DATA RECORDS
***

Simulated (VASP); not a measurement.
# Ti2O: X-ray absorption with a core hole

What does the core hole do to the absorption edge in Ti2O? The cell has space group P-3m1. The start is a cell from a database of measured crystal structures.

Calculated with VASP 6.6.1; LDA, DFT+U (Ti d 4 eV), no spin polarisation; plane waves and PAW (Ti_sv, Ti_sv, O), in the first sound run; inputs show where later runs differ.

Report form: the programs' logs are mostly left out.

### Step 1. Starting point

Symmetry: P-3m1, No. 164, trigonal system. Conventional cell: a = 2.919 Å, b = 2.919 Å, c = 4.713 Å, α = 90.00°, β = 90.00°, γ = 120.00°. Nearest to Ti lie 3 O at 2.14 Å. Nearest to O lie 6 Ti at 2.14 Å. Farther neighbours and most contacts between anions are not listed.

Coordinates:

***

In the listing above, find the line with "### Step 1. Starting point" and the line with "Symmetry: P-3m1, No.". Output those two lines and every line between them, exactly as written.

TASK RESPONSE
### Step 1. Starting point

Symmetry: P-3m1, No. 164, trigonal system. Conventional cell: a = 2.919 Å, b = 2.919 Å, c = 4.713 Å, α = 90.00°, β = 90.00°, γ = 120.00°. Nearest to Ti lie 3 O at 2.14 Å. Nearest to O lie 6 Ti at 2.14 Å. Farther neighbours and most contacts between anions are not listed.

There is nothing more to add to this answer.